Brief:
The entries below contain a stretch that opens with the line containing "two geometries relaxed**" and closes with the line containing "to begin with**"; set down that stretch exactly, both ends included, and nothing else.

======== Supplied information

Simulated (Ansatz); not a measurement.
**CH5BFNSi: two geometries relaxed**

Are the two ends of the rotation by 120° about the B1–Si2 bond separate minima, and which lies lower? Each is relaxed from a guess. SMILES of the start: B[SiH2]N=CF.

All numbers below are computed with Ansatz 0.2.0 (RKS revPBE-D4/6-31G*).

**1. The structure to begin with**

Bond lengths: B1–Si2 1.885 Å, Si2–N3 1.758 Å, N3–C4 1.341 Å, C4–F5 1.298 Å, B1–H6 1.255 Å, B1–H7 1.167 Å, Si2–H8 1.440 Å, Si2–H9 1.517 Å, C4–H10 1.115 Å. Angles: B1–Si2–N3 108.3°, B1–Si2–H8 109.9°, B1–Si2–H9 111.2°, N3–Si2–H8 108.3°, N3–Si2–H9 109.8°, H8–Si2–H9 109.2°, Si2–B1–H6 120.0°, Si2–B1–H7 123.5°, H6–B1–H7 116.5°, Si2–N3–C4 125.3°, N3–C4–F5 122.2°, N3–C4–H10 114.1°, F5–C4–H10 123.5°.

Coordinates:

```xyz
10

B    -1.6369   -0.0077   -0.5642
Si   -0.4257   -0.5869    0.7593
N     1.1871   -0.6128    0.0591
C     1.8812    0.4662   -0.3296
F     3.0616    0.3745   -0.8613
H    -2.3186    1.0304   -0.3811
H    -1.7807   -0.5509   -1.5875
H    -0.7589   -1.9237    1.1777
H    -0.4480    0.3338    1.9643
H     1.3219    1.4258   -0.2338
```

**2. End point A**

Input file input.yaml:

================

Response area:
**CH5BFNSi: two geometries relaxed**

Are the two ends of the rotation by 120° about the B1–Si2 bond separate minima, and which lies lower? Each is relaxed from a guess. SMILES of the start: B[SiH2]N=CF.

All numbers below are computed with Ansatz 0.2.0 (RKS revPBE-D4/6-31G*).

**1. The structure to begin with**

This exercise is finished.